- _Activity_: Output, word for word, every line from the start of the listing down to and including the line that contains "Where an edge"; include nothing else.

[[ Supplied records open ]]
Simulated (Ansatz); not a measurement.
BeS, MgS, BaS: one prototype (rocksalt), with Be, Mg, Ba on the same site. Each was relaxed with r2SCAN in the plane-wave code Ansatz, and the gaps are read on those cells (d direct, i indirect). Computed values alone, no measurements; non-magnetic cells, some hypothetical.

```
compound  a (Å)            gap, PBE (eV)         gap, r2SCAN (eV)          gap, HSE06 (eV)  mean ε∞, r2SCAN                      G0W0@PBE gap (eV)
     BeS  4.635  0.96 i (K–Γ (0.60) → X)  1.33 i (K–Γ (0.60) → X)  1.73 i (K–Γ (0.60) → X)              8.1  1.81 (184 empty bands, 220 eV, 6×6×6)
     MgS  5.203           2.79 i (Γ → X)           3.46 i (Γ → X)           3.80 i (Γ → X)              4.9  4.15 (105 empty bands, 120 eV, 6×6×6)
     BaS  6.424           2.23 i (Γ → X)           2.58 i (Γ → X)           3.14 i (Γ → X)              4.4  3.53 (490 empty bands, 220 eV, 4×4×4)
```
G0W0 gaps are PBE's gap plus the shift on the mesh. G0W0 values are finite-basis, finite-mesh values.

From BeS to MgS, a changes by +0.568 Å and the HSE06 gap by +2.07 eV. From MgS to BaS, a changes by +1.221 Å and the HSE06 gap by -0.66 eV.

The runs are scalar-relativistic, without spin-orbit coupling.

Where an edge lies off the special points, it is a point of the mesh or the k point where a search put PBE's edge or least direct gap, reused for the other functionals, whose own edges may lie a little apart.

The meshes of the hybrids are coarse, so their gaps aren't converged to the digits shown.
[[ Supplied records closed ]]

- _Response area_:
Simulated (Ansatz); not a measurement.
BeS, MgS, BaS: one prototype (rocksalt), with Be, Mg, Ba on the same site. Each was relaxed with r2SCAN in the plane-wave code Ansatz, and the gaps are read on those cells (d direct, i indirect). Computed values alone, no measurements; non-magnetic cells, some hypothetical.

```
compound  a (Å)            gap, PBE (eV)         gap, r2SCAN (eV)          gap, HSE06 (eV)  mean ε∞, r2SCAN                      G0W0@PBE gap (eV)
     BeS  4.635  0.96 i (K–Γ (0.60) → X)  1.33 i (K–Γ (0.60) → X)  1.73 i (K–Γ (0.60) → X)              8.1  1.81 (184 empty bands, 220 eV, 6×6×6)
     MgS  5.203           2.79 i (Γ → X)           3.46 i (Γ → X)           3.80 i (Γ → X)              4.9  4.15 (105 empty bands, 120 eV, 6×6×6)
     BaS  6.424           2.23 i (Γ → X)           2.58 i (Γ → X)           3.14 i (Γ → X)              4.4  3.53 (490 empty bands, 220 eV, 4×4×4)
```
G0W0 gaps are PBE's gap plus the shift on the mesh. G0W0 values are finite-basis, finite-mesh values.

From BeS to MgS, a changes by +0.568 Å and the HSE06 gap by +2.07 eV. From MgS to BaS, a changes by +1.221 Å and the HSE06 gap by -0.66 eV.

The runs are scalar-relativistic, without spin-orbit coupling.

Where an edge lies off the special points, it is a point of the mesh or the k point where a search put PBE's edge or least direct gap, reused for the other functionals, whose own edges may lie a little apart.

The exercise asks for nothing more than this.